- Work instruction:
Take the lines from the beginning of the data below through the line holding "# Pull-up strength from the switching point" and return exactly those.

- Supplied records:
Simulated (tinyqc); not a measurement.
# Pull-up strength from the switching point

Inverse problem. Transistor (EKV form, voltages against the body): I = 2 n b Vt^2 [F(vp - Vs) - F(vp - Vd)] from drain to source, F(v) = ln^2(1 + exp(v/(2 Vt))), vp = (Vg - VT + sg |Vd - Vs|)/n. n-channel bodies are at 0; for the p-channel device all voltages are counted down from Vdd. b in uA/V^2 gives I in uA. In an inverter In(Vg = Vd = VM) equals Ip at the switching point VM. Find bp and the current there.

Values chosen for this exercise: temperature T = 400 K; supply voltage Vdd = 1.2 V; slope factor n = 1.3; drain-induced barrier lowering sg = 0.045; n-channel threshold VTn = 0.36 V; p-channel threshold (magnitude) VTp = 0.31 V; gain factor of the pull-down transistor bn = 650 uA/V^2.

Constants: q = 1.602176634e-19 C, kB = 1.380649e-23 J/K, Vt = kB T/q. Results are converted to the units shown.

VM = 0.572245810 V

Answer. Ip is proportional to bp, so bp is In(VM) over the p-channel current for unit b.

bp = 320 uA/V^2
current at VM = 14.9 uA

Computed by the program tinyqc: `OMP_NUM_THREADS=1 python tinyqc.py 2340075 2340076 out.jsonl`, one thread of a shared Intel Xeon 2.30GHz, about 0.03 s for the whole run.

- Exercise output:
Simulated (tinyqc); not a measurement.
# Pull-up strength from the switching point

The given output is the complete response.